> [Task item]:
What follows is a listing to be repeated in full and without alteration.

> [Dataset records]:
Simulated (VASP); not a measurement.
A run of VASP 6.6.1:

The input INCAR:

> [Result]:
Simulated (VASP); not a measurement.
A run of VASP 6.6.1:

The input INCAR:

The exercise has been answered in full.